[Activity]:
Restate word for word every line from the top of the data below down through the line that holds "The runs use".

[Source material]:
--

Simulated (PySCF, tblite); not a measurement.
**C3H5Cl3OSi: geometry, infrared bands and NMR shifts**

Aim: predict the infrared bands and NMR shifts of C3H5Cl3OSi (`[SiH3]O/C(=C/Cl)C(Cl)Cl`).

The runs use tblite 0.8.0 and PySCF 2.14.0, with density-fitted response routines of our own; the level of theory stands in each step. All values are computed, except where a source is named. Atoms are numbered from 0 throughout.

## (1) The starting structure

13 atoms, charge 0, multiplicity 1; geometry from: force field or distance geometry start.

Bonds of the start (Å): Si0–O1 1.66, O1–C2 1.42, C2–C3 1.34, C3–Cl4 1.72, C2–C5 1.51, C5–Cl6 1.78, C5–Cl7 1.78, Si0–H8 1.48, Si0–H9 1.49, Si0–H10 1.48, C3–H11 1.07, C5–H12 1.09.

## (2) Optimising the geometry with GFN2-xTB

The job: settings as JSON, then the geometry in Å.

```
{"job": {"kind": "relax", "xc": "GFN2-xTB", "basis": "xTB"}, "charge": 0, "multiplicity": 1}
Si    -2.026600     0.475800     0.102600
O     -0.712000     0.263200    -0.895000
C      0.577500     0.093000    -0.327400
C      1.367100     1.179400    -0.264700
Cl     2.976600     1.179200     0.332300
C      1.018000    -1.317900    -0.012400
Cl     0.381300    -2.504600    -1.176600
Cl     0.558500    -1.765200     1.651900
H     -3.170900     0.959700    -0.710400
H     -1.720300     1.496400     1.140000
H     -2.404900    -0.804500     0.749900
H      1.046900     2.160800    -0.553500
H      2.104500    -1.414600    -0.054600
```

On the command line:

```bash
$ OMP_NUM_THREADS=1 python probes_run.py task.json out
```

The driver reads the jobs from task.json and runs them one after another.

--

[Written reply]:
Simulated (PySCF, tblite); not a measurement.
**C3H5Cl3OSi: geometry, infrared bands and NMR shifts**

Aim: predict the infrared bands and NMR shifts of C3H5Cl3OSi (`[SiH3]O/C(=C/Cl)C(Cl)Cl`).

The runs use tblite 0.8.0 and PySCF 2.14.0, with density-fitted response routines of our own; the level of theory stands in each step. All values are computed, except where a source is named. Atoms are numbered from 0 throughout.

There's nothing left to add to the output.